****

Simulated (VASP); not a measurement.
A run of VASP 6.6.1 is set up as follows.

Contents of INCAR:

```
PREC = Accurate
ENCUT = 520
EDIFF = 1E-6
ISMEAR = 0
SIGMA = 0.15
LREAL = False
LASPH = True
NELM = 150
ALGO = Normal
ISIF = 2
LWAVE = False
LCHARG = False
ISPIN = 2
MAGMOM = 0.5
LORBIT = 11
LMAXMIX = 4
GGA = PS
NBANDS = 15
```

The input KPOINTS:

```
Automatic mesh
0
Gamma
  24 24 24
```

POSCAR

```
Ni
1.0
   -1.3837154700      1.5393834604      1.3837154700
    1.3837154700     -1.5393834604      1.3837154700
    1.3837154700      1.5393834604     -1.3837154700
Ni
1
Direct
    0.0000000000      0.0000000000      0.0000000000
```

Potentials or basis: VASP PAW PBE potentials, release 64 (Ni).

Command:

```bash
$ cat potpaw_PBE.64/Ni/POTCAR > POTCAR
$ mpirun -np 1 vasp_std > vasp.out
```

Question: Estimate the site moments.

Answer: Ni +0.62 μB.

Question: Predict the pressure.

****

Activity: Copy all of the data exactly. Skip nothing.

Answer area:
Simulated (VASP); not a measurement.
A run of VASP 6.6.1 is set up as follows.

Contents of INCAR:

```
PREC = Accurate
ENCUT = 520
EDIFF = 1E-6
ISMEAR = 0
SIGMA = 0.15
LREAL = False
LASPH = True
NELM = 150
ALGO = Normal
ISIF = 2
LWAVE = False
LCHARG = False
ISPIN = 2
MAGMOM = 0.5
LORBIT = 11
LMAXMIX = 4
GGA = PS
NBANDS = 15
```

The input KPOINTS:

```
Automatic mesh
0
Gamma
  24 24 24
```

POSCAR

```
Ni
1.0
   -1.3837154700      1.5393834604      1.3837154700
    1.3837154700     -1.5393834604      1.3837154700
    1.3837154700      1.5393834604     -1.3837154700
Ni
1
Direct
    0.0000000000      0.0000000000      0.0000000000
```

Potentials or basis: VASP PAW PBE potentials, release 64 (Ni).

Command:

```bash
$ cat potpaw_PBE.64/Ni/POTCAR > POTCAR
$ mpirun -np 1 vasp_std > vasp.out
```

Question: Estimate the site moments.

Answer: Ni +0.62 μB.

Question: Predict the pressure.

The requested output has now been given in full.